-=-=-

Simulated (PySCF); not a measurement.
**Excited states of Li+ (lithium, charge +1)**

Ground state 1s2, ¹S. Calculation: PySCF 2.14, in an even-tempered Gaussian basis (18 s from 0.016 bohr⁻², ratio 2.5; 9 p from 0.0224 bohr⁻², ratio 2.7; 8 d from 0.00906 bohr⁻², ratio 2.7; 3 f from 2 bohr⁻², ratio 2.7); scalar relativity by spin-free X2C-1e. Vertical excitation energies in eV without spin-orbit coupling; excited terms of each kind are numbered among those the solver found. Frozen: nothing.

-=-=-

> [REQUIRED ACTION] Every line above needs to be repeated exactly as shown.

> [YOUR SOLUTION]
Simulated (PySCF); not a measurement.
**Excited states of Li+ (lithium, charge +1)**

Ground state 1s2, ¹S. Calculation: PySCF 2.14, in an even-tempered Gaussian basis (18 s from 0.016 bohr⁻², ratio 2.5; 9 p from 0.0224 bohr⁻², ratio 2.7; 8 d from 0.00906 bohr⁻², ratio 2.7; 3 f from 2 bohr⁻², ratio 2.7); scalar relativity by spin-free X2C-1e. Vertical excitation energies in eV without spin-orbit coupling; excited terms of each kind are numbered among those the solver found. Frozen: nothing.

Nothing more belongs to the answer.